* [Extracted material]:
- - -

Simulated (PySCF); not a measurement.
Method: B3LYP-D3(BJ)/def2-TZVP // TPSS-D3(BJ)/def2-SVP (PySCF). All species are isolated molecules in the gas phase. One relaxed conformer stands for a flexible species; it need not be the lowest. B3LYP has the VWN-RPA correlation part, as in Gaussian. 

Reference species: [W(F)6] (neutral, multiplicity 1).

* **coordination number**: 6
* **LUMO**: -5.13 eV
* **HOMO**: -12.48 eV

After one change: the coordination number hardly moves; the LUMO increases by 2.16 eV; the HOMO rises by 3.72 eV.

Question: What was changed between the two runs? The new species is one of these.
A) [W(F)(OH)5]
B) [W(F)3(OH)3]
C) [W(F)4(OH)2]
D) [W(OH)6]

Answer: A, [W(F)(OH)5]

- - -

* [Activity]:
Copy out, exactly and alone, the lines of the entries above between the ones holding "After one change: the" and "D) [W(OH)6]", inclusive.

* [Written reply]:
After one change: the coordination number hardly moves; the LUMO increases by 2.16 eV; the HOMO rises by 3.72 eV.

Question: What was changed between the two runs? The new species is one of these.
A) [W(F)(OH)5]
B) [W(F)3(OH)3]
C) [W(F)4(OH)2]
D) [W(OH)6]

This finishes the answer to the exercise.